- EXTRACTED DATA -
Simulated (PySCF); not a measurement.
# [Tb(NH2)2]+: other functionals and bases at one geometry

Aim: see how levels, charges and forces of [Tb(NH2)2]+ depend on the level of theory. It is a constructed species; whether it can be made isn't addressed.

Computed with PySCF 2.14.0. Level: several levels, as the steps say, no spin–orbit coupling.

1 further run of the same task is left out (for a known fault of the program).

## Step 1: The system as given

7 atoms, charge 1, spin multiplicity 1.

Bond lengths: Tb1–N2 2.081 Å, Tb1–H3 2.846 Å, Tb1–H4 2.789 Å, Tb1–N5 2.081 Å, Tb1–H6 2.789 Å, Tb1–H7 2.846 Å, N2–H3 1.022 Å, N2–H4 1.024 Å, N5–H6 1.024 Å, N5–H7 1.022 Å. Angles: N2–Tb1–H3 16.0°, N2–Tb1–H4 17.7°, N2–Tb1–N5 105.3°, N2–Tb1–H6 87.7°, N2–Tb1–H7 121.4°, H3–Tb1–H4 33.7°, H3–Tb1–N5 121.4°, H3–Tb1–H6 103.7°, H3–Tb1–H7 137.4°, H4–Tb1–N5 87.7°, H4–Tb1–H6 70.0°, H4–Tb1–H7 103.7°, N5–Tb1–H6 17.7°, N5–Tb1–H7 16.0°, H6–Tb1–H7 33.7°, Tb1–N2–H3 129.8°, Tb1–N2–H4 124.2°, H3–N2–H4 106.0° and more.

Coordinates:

- WORK INSTRUCTION -
Output every record exactly as written, with nothing dropped.

- REPLY -
Simulated (PySCF); not a measurement.
# [Tb(NH2)2]+: other functionals and bases at one geometry

Aim: see how levels, charges and forces of [Tb(NH2)2]+ depend on the level of theory. It is a constructed species; whether it can be made isn't addressed.

Computed with PySCF 2.14.0. Level: several levels, as the steps say, no spin–orbit coupling.

1 further run of the same task is left out (for a known fault of the program).

## Step 1: The system as given

7 atoms, charge 1, spin multiplicity 1.

Bond lengths: Tb1–N2 2.081 Å, Tb1–H3 2.846 Å, Tb1–H4 2.789 Å, Tb1–N5 2.081 Å, Tb1–H6 2.789 Å, Tb1–H7 2.846 Å, N2–H3 1.022 Å, N2–H4 1.024 Å, N5–H6 1.024 Å, N5–H7 1.022 Å. Angles: N2–Tb1–H3 16.0°, N2–Tb1–H4 17.7°, N2–Tb1–N5 105.3°, N2–Tb1–H6 87.7°, N2–Tb1–H7 121.4°, H3–Tb1–H4 33.7°, H3–Tb1–N5 121.4°, H3–Tb1–H6 103.7°, H3–Tb1–H7 137.4°, H4–Tb1–N5 87.7°, H4–Tb1–H6 70.0°, H4–Tb1–H7 103.7°, N5–Tb1–H6 17.7°, N5–Tb1–H7 16.0°, H6–Tb1–H7 33.7°, Tb1–N2–H3 129.8°, Tb1–N2–H4 124.2°, H3–N2–H4 106.0° and more.

Coordinates:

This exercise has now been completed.